Assigned task: Return the records exactly, from the first line through the "C₃H₈O₃SSi, numbered as" line.

▶

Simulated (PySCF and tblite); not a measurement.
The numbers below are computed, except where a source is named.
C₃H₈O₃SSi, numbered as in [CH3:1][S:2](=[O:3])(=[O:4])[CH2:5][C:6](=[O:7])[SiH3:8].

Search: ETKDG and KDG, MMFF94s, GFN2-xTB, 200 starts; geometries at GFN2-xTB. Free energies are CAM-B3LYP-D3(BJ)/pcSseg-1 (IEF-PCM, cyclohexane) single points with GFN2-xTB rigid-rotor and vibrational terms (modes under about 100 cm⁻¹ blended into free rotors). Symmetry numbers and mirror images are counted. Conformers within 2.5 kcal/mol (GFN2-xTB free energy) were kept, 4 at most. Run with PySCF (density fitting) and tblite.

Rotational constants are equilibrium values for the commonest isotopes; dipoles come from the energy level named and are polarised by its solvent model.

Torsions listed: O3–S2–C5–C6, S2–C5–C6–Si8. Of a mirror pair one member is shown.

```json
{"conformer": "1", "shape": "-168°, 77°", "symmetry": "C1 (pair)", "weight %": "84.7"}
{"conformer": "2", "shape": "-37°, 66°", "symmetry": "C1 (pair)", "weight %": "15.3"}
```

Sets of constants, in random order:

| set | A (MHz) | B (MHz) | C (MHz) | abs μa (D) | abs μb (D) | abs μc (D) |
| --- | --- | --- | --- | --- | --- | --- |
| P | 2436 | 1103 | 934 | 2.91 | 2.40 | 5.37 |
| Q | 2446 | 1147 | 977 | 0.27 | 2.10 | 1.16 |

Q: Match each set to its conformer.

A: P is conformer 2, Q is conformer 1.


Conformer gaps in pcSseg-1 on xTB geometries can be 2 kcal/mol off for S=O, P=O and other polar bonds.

◀

Written response:
Simulated (PySCF and tblite); not a measurement.
The numbers below are computed, except where a source is named.
C₃H₈O₃SSi, numbered as in [CH3:1][S:2](=[O:3])(=[O:4])[CH2:5][C:6](=[O:7])[SiH3:8].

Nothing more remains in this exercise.